- **Requirement**
Pull out of the data below the stretch of lines bounded by the one containing "(1) Predict the pressure." and the one containing "(2) 3.99 eV, indirect", both bounds included, unchanged.

BEGIN Information shown

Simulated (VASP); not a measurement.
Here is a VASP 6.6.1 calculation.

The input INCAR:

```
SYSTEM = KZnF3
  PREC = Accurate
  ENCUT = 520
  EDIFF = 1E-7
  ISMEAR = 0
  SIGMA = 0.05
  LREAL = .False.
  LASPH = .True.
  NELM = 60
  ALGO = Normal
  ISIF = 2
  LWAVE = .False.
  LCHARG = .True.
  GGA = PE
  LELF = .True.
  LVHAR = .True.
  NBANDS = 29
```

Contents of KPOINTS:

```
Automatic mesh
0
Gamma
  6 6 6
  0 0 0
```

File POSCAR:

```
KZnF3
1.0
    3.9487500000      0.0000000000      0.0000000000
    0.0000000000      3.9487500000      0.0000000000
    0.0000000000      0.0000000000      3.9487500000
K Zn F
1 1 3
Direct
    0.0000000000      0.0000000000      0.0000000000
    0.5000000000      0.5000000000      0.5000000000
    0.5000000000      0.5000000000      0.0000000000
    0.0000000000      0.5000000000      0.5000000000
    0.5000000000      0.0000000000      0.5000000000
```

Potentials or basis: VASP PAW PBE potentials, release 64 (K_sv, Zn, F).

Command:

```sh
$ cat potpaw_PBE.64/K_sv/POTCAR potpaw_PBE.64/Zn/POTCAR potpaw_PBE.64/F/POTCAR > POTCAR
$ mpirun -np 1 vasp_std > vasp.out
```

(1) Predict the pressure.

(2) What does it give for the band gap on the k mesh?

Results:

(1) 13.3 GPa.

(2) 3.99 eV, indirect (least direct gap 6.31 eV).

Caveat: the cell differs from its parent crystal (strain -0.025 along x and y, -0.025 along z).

END Information shown

- **Task response**
(1) Predict the pressure.

(2) What does it give for the band gap on the k mesh?

Results:

(1) 13.3 GPa.

(2) 3.99 eV, indirect (least direct gap 6.31 eV).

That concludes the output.